**ASSIGNED TASK**. Nothing in the records may be left out or altered; reproduce them all exactly.

**PROVIDED MATERIAL**.

===============

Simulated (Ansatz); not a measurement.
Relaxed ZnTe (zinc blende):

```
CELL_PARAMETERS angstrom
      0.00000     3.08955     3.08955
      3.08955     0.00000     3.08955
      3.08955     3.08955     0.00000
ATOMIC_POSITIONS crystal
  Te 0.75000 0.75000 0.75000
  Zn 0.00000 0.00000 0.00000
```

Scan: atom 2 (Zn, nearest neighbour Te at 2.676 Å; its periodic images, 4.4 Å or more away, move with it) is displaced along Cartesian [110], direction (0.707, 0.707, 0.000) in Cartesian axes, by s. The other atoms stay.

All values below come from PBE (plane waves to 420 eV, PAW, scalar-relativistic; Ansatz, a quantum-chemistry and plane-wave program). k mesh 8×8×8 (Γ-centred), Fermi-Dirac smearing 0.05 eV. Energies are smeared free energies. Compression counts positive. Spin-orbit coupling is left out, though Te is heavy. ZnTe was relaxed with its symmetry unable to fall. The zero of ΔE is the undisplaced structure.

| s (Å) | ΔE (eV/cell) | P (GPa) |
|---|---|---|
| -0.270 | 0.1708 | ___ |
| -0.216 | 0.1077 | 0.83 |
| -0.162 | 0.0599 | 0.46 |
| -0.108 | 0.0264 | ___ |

===============

**EXERCISE SOLUTION**.
Simulated (Ansatz); not a measurement.
Relaxed ZnTe (zinc blende):

```
CELL_PARAMETERS angstrom
      0.00000     3.08955     3.08955
      3.08955     0.00000     3.08955
      3.08955     3.08955     0.00000
ATOMIC_POSITIONS crystal
  Te 0.75000 0.75000 0.75000
  Zn 0.00000 0.00000 0.00000
```

Scan: atom 2 (Zn, nearest neighbour Te at 2.676 Å; its periodic images, 4.4 Å or more away, move with it) is displaced along Cartesian [110], direction (0.707, 0.707, 0.000) in Cartesian axes, by s. The other atoms stay.

All values below come from PBE (plane waves to 420 eV, PAW, scalar-relativistic; Ansatz, a quantum-chemistry and plane-wave program). k mesh 8×8×8 (Γ-centred), Fermi-Dirac smearing 0.05 eV. Energies are smeared free energies. Compression counts positive. Spin-orbit coupling is left out, though Te is heavy. ZnTe was relaxed with its symmetry unable to fall. The zero of ΔE is the undisplaced structure.

| s (Å) | ΔE (eV/cell) | P (GPa) |
|---|---|---|
| -0.270 | 0.1708 | ___ |
| -0.216 | 0.1077 | 0.83 |
| -0.162 | 0.0599 | 0.46 |
| -0.108 | 0.0264 | ___ |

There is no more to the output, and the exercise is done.